TASK ITEM:
Print the listing again exactly, leaving nothing out.

-- INFORMATION GIVEN follows --

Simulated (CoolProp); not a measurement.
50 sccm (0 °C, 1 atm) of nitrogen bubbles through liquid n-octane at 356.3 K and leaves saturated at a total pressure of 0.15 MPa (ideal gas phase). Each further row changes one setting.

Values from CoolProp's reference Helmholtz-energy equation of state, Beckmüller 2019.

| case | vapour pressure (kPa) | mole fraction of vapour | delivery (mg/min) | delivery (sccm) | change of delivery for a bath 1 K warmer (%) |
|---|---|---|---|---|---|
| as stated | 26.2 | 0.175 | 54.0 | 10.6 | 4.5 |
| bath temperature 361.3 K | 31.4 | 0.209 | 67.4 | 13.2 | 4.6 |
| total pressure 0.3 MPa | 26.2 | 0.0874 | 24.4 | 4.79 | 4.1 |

-- INFORMATION GIVEN concluded --

RESULT:
Simulated (CoolProp); not a measurement.
50 sccm (0 °C, 1 atm) of nitrogen bubbles through liquid n-octane at 356.3 K and leaves saturated at a total pressure of 0.15 MPa (ideal gas phase). Each further row changes one setting.

Values from CoolProp's reference Helmholtz-energy equation of state, Beckmüller 2019.

| case | vapour pressure (kPa) | mole fraction of vapour | delivery (mg/min) | delivery (sccm) | change of delivery for a bath 1 K warmer (%) |
|---|---|---|---|---|---|
| as stated | 26.2 | 0.175 | 54.0 | 10.6 | 4.5 |
| bath temperature 361.3 K | 31.4 | 0.209 | 67.4 | 13.2 | 4.6 |
| total pressure 0.3 MPa | 26.2 | 0.0874 | 24.4 | 4.79 | 4.1 |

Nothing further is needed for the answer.